● **Work request**
Beginning at the top of the data below, write out every line exactly until you reach the line with "How much does", and include that line.

● **Dataset entries**
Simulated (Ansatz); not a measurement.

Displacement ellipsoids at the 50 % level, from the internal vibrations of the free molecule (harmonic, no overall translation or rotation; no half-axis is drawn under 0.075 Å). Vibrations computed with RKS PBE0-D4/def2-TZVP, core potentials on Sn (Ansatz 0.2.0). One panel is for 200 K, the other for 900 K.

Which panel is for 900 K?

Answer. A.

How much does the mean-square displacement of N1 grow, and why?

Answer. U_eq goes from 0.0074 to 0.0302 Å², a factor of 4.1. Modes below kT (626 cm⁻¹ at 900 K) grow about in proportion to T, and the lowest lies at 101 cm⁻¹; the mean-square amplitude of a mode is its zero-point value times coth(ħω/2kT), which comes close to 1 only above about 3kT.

● **Solution**
Simulated (Ansatz); not a measurement.

Displacement ellipsoids at the 50 % level, from the internal vibrations of the free molecule (harmonic, no overall translation or rotation; no half-axis is drawn under 0.075 Å). Vibrations computed with RKS PBE0-D4/def2-TZVP, core potentials on Sn (Ansatz 0.2.0). One panel is for 200 K, the other for 900 K.

Which panel is for 900 K?

Answer. A.

How much does the mean-square displacement of N1 grow, and why?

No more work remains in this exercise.